Provided material Start Marker
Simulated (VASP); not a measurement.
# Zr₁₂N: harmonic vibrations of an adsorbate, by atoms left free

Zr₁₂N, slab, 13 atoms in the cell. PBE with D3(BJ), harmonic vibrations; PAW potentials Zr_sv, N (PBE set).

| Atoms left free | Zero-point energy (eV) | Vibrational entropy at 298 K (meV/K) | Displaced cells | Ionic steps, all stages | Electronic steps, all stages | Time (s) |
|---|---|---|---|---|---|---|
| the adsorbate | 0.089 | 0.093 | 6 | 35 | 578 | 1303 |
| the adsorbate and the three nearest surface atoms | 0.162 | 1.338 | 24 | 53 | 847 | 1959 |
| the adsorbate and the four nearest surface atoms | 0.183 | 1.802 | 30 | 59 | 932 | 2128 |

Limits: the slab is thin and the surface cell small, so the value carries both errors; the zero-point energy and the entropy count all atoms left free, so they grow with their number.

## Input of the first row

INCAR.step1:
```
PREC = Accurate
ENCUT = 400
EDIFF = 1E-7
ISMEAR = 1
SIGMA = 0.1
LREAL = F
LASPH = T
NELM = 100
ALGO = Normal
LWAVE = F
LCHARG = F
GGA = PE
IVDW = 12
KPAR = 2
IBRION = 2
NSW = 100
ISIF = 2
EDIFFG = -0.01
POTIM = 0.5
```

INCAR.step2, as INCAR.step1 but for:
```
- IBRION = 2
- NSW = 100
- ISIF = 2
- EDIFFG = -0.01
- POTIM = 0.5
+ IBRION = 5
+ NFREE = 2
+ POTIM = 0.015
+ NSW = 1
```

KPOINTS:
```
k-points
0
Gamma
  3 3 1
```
Provided material End Marker

Action item:
Looking back over the data above, restate word for word the lines that begin at the line with "# Zr₁₂N: harmonic" and end at the line with "Limits: the slab", inclusive.

Your solution:
# Zr₁₂N: harmonic vibrations of an adsorbate, by atoms left free

Zr₁₂N, slab, 13 atoms in the cell. PBE with D3(BJ), harmonic vibrations; PAW potentials Zr_sv, N (PBE set).

| Atoms left free | Zero-point energy (eV) | Vibrational entropy at 298 K (meV/K) | Displaced cells | Ionic steps, all stages | Electronic steps, all stages | Time (s) |
|---|---|---|---|---|---|---|
| the adsorbate | 0.089 | 0.093 | 6 | 35 | 578 | 1303 |
| the adsorbate and the three nearest surface atoms | 0.162 | 1.338 | 24 | 53 | 847 | 1959 |
| the adsorbate and the four nearest surface atoms | 0.183 | 1.802 | 30 | 59 | 932 | 2128 |

Limits: the slab is thin and the surface cell small, so the value carries both errors; the zero-point energy and the entropy count all atoms left free, so they grow with their number.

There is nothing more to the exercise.